Work task
Each record beneath this line is to be copied exactly.

Study material
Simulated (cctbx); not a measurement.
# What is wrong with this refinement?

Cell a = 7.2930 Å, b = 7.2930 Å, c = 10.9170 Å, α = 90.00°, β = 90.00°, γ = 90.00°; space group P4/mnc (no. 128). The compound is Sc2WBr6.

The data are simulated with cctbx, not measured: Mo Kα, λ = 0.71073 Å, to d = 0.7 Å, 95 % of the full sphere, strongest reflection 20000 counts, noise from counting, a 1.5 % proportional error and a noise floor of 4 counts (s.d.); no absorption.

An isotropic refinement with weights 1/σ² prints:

Answer section
Simulated (cctbx); not a measurement.
# What is wrong with this refinement?

Cell a = 7.2930 Å, b = 7.2930 Å, c = 10.9170 Å, α = 90.00°, β = 90.00°, γ = 90.00°; space group P4/mnc (no. 128). The compound is Sc2WBr6.

The data are simulated with cctbx, not measured: Mo Kα, λ = 0.71073 Å, to d = 0.7 Å, 95 % of the full sphere, strongest reflection 20000 counts, noise from counting, a 1.5 % proportional error and a noise floor of 4 counts (s.d.); no absorption.

An isotropic refinement with weights 1/σ² prints:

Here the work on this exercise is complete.